***

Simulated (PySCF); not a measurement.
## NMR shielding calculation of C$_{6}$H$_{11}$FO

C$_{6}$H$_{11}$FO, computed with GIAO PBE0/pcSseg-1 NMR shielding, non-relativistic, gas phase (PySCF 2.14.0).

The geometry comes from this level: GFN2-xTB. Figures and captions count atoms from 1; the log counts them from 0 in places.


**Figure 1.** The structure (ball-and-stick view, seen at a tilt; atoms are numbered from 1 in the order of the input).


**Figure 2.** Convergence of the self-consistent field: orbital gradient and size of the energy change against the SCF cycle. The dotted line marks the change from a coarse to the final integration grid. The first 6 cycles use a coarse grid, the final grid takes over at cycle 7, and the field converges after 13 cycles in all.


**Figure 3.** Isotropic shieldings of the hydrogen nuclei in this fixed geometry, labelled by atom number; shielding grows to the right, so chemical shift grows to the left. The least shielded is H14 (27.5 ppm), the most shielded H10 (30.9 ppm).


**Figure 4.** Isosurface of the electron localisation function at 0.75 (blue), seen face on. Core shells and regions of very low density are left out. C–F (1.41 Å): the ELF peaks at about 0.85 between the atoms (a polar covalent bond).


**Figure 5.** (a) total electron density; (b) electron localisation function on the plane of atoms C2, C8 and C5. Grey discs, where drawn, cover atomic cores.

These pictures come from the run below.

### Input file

***

→ **WORK REQUEST**
Restate the data above exactly, keeping each word as it stands.

→ **TASK RESULT**
Simulated (PySCF); not a measurement.
## NMR shielding calculation of C$_{6}$H$_{11}$FO

C$_{6}$H$_{11}$FO, computed with GIAO PBE0/pcSseg-1 NMR shielding, non-relativistic, gas phase (PySCF 2.14.0).

The geometry comes from this level: GFN2-xTB. Figures and captions count atoms from 1; the log counts them from 0 in places.


**Figure 1.** The structure (ball-and-stick view, seen at a tilt; atoms are numbered from 1 in the order of the input).


**Figure 2.** Convergence of the self-consistent field: orbital gradient and size of the energy change against the SCF cycle. The dotted line marks the change from a coarse to the final integration grid. The first 6 cycles use a coarse grid, the final grid takes over at cycle 7, and the field converges after 13 cycles in all.


**Figure 3.** Isotropic shieldings of the hydrogen nuclei in this fixed geometry, labelled by atom number; shielding grows to the right, so chemical shift grows to the left. The least shielded is H14 (27.5 ppm), the most shielded H10 (30.9 ppm).


**Figure 4.** Isosurface of the electron localisation function at 0.75 (blue), seen face on. Core shells and regions of very low density are left out. C–F (1.41 Å): the ELF peaks at about 0.85 between the atoms (a polar covalent bond).


**Figure 5.** (a) total electron density; (b) electron localisation function on the plane of atoms C2, C8 and C5. Grey discs, where drawn, cover atomic cores.

These pictures come from the run below.

### Input file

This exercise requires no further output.